═════ Information ═════

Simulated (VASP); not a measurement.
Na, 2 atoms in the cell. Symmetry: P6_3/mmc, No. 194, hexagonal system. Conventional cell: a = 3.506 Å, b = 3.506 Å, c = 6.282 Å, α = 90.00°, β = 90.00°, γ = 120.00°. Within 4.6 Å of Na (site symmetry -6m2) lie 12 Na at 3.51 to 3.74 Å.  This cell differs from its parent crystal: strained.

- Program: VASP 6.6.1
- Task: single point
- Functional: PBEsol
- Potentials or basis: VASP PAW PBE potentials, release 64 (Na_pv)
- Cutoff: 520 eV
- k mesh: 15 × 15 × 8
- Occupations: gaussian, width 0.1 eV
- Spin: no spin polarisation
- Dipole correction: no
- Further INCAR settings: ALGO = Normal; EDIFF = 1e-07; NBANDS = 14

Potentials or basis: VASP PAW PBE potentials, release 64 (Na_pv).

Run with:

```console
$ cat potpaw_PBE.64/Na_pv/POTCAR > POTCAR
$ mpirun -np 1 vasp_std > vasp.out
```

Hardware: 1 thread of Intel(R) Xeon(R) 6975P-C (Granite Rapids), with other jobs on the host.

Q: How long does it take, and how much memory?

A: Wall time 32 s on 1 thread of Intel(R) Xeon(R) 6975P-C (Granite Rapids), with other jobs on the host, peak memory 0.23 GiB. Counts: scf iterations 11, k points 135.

═════

Assigned task
Look above for the line with "- Dipole correction: no"; retype exactly that line, every line after it up to the line with "Q: How long", and that line too, nothing else.

Answer section
- Dipole correction: no
- Further INCAR settings: ALGO = Normal; EDIFF = 1e-07; NBANDS = 14

Potentials or basis: VASP PAW PBE potentials, release 64 (Na_pv).

Run with:

```console
$ cat potpaw_PBE.64/Na_pv/POTCAR > POTCAR
$ mpirun -np 1 vasp_std > vasp.out
```

Hardware: 1 thread of Intel(R) Xeon(R) 6975P-C (Granite Rapids), with other jobs on the host.

Q: How long does it take, and how much memory?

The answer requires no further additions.